#### [Action item]
Take the material below and restate it word for word, stopping after the line in which "Its results: band" occurs.

#### [Available data]
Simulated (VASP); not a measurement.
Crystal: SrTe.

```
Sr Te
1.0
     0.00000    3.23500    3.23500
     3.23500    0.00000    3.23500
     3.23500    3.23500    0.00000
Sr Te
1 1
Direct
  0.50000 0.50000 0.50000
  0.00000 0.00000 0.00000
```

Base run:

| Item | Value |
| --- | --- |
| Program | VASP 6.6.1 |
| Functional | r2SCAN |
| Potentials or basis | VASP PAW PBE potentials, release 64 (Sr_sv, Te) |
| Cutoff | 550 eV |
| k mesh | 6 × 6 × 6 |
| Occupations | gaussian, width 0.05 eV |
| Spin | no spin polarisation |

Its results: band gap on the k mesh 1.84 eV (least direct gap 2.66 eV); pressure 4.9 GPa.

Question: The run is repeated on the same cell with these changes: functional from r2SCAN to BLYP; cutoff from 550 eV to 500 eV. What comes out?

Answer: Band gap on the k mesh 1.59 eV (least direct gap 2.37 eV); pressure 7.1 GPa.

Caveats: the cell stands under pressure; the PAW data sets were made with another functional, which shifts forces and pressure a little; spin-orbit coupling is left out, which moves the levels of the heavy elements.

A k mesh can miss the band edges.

#### [Reply]
Simulated (VASP); not a measurement.
Crystal: SrTe.

```
Sr Te
1.0
     0.00000    3.23500    3.23500
     3.23500    0.00000    3.23500
     3.23500    3.23500    0.00000
Sr Te
1 1
Direct
  0.50000 0.50000 0.50000
  0.00000 0.00000 0.00000
```

Base run:

| Item | Value |
| --- | --- |
| Program | VASP 6.6.1 |
| Functional | r2SCAN |
| Potentials or basis | VASP PAW PBE potentials, release 64 (Sr_sv, Te) |
| Cutoff | 550 eV |
| k mesh | 6 × 6 × 6 |
| Occupations | gaussian, width 0.05 eV |
| Spin | no spin polarisation |

Its results: band gap on the k mesh 1.84 eV (least direct gap 2.66 eV); pressure 4.9 GPa.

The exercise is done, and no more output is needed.